REQUIREMENT: All of the entries below should be copied exactly as they appear.

- - -

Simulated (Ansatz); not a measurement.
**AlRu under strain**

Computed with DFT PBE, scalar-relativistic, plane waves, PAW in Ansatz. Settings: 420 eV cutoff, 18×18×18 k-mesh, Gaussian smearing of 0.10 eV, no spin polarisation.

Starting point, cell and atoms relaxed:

- - -

WRITTEN REPLY:
Simulated (Ansatz); not a measurement.
**AlRu under strain**

Computed with DFT PBE, scalar-relativistic, plane waves, PAW in Ansatz. Settings: 420 eV cutoff, 18×18×18 k-mesh, Gaussian smearing of 0.10 eV, no spin polarisation.

Starting point, cell and atoms relaxed:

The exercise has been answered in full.